# WORK TASK
Of the records that follow, copy only the lines from the line containing "- traceless stress, the" to the line containing "A: gap on the", both included, exactly as written.

# GIVEN ENTRIES
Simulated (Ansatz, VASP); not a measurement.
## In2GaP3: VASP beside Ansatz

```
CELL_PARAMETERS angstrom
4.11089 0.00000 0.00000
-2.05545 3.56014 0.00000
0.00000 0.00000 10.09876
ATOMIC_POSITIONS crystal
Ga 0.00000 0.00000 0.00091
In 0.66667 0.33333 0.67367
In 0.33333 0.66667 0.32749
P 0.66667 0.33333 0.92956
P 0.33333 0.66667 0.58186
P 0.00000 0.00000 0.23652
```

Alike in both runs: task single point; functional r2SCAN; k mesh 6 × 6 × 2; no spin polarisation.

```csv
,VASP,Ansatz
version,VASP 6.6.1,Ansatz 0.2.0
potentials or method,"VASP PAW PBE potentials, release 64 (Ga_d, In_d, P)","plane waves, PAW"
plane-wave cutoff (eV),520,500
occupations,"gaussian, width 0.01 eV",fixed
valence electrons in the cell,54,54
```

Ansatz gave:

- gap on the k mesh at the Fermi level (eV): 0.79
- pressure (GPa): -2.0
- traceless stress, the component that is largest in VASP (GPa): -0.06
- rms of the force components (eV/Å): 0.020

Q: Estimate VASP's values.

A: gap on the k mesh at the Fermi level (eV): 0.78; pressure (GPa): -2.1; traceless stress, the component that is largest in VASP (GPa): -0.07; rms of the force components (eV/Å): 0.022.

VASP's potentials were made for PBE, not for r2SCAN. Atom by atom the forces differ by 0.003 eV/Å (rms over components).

# WRITTEN RESPONSE
- traceless stress, the component that is largest in VASP (GPa): -0.06
- rms of the force components (eV/Å): 0.020

Q: Estimate VASP's values.

A: gap on the k mesh at the Fermi level (eV): 0.78; pressure (GPa): -2.1; traceless stress, the component that is largest in VASP (GPa): -0.07; rms of the force components (eV/Å): 0.022.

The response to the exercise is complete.